*** Dataset entries ***
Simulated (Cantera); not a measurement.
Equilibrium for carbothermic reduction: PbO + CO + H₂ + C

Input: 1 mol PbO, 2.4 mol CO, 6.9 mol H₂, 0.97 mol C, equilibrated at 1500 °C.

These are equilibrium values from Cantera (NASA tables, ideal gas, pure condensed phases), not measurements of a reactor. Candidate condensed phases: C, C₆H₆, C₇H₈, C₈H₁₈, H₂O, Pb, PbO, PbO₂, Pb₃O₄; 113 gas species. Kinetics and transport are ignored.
*** End of Dataset entries ***

__Work item__:
Reproduce all of the entries word for word.

__Expected answer__:
Simulated (Cantera); not a measurement.
Equilibrium for carbothermic reduction: PbO + CO + H₂ + C

Input: 1 mol PbO, 2.4 mol CO, 6.9 mol H₂, 0.97 mol C, equilibrated at 1500 °C.

These are equilibrium values from Cantera (NASA tables, ideal gas, pure condensed phases), not measurements of a reactor. Candidate condensed phases: C, C₆H₆, C₇H₈, C₈H₁₈, H₂O, Pb, PbO, PbO₂, Pb₃O₄; 113 gas species. Kinetics and transport are ignored.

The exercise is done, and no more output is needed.